┌──
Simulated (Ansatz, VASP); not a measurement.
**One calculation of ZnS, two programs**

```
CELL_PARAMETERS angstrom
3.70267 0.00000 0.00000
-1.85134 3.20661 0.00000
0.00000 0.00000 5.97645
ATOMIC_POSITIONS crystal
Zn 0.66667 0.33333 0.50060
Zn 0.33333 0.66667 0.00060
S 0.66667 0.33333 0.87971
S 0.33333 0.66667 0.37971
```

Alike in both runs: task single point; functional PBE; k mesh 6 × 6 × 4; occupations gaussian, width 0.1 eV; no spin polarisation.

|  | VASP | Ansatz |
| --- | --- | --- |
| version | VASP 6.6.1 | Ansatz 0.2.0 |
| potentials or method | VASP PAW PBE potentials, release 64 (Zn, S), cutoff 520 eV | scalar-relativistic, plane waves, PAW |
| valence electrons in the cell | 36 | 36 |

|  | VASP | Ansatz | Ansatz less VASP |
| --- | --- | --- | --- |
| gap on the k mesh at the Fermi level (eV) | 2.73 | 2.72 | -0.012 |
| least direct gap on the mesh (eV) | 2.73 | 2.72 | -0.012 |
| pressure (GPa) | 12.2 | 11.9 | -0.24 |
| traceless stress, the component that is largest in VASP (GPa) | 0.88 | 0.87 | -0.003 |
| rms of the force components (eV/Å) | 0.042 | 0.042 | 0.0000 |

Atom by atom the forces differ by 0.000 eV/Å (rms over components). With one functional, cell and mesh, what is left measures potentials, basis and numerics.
└──

- **EXERCISE**
Proceeding from the line containing "ZnS, two programs**" through the line containing "Ansatz 0.2.0 |", transcribe the lines above exactly, both end lines included.

- **PROBLEM SOLUTION**
**One calculation of ZnS, two programs**

```
CELL_PARAMETERS angstrom
3.70267 0.00000 0.00000
-1.85134 3.20661 0.00000
0.00000 0.00000 5.97645
ATOMIC_POSITIONS crystal
Zn 0.66667 0.33333 0.50060
Zn 0.33333 0.66667 0.00060
S 0.66667 0.33333 0.87971
S 0.33333 0.66667 0.37971
```

Alike in both runs: task single point; functional PBE; k mesh 6 × 6 × 4; occupations gaussian, width 0.1 eV; no spin polarisation.

|  | VASP | Ansatz |
| --- | --- | --- |
| version | VASP 6.6.1 | Ansatz 0.2.0 |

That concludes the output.